- Supplied data:
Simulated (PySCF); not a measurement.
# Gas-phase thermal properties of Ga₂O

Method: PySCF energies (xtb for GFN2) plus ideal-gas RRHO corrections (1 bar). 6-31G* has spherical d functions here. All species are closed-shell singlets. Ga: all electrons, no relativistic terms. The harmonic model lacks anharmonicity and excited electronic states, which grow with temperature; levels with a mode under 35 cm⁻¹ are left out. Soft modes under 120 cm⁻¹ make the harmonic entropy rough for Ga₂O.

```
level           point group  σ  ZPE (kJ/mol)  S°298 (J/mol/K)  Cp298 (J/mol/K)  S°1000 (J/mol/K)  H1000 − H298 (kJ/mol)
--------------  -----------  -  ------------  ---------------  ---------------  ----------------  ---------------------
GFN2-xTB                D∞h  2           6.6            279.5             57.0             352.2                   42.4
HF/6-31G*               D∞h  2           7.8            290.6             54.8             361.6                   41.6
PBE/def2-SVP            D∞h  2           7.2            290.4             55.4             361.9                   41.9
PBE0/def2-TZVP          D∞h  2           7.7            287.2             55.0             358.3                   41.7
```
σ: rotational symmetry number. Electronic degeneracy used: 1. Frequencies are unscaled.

- Task item: When you reach the line that contains "# Gas-phase thermal properties of Ga₂O", stop; that line and every line before it, from the very first line of the data, should be restated word for word.

- Task solution:
Simulated (PySCF); not a measurement.
# Gas-phase thermal properties of Ga₂O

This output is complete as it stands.